_Exercise_. Each line of the listing below must be returned exactly.

+ + + + + + +

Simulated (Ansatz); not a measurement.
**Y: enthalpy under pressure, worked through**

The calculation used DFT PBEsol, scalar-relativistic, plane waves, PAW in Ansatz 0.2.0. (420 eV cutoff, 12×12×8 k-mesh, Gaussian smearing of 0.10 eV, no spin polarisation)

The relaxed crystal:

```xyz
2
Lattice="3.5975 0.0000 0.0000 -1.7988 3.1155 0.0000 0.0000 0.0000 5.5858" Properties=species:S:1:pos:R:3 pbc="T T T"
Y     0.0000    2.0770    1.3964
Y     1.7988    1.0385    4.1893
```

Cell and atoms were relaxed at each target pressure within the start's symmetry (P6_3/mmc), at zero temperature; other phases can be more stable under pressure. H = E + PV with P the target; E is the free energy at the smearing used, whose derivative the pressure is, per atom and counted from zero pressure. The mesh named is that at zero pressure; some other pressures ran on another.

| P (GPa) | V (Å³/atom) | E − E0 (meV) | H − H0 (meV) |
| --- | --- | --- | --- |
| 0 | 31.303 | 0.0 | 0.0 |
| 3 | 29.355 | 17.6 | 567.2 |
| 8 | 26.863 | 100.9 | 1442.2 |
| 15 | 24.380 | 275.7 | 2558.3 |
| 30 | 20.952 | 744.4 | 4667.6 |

+ + + + + + +

_Worked solution_.
Simulated (Ansatz); not a measurement.
**Y: enthalpy under pressure, worked through**

The calculation used DFT PBEsol, scalar-relativistic, plane waves, PAW in Ansatz 0.2.0. (420 eV cutoff, 12×12×8 k-mesh, Gaussian smearing of 0.10 eV, no spin polarisation)

The relaxed crystal:

```xyz
2
Lattice="3.5975 0.0000 0.0000 -1.7988 3.1155 0.0000 0.0000 0.0000 5.5858" Properties=species:S:1:pos:R:3 pbc="T T T"
Y     0.0000    2.0770    1.3964
Y     1.7988    1.0385    4.1893
```

Cell and atoms were relaxed at each target pressure within the start's symmetry (P6_3/mmc), at zero temperature; other phases can be more stable under pressure. H = E + PV with P the target; E is the free energy at the smearing used, whose derivative the pressure is, per atom and counted from zero pressure. The mesh named is that at zero pressure; some other pressures ran on another.

| P (GPa) | V (Å³/atom) | E − E0 (meV) | H − H0 (meV) |
| --- | --- | --- | --- |
| 0 | 31.303 | 0.0 | 0.0 |
| 3 | 29.355 | 17.6 | 567.2 |
| 8 | 26.863 | 100.9 | 1442.2 |
| 15 | 24.380 | 275.7 | 2558.3 |
| 30 | 20.952 | 744.4 | 4667.6 |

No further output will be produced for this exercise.